- [Dataset content]
○ ○ ○ ○ ○ ○ ○
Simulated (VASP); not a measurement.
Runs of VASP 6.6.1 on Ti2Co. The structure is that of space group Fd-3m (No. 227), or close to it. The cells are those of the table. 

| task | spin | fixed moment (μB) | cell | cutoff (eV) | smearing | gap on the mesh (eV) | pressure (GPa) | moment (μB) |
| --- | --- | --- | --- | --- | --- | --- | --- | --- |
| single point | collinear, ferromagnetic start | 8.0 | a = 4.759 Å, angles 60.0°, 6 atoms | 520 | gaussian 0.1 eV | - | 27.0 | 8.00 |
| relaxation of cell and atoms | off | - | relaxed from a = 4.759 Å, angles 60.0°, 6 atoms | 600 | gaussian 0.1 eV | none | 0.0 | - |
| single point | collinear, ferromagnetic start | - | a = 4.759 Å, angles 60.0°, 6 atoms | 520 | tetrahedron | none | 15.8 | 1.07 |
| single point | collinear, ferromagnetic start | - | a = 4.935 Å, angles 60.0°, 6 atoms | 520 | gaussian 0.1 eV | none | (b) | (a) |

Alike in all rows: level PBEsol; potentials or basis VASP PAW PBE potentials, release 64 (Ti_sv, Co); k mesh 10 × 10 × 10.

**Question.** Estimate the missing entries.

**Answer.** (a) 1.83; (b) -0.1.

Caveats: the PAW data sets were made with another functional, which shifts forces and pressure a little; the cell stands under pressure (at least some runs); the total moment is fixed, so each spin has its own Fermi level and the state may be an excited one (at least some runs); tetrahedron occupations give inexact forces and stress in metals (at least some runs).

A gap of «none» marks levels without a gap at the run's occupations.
○ ○ ○ ○ ○ ○ ○

- [Activity]
What you give back must match the material exactly, beginning with its first line and ending with the line holding "(GPa) | moment (μB) |".

- [Response]
Simulated (VASP); not a measurement.
Runs of VASP 6.6.1 on Ti2Co. The structure is that of space group Fd-3m (No. 227), or close to it. The cells are those of the table. 

| task | spin | fixed moment (μB) | cell | cutoff (eV) | smearing | gap on the mesh (eV) | pressure (GPa) | moment (μB) |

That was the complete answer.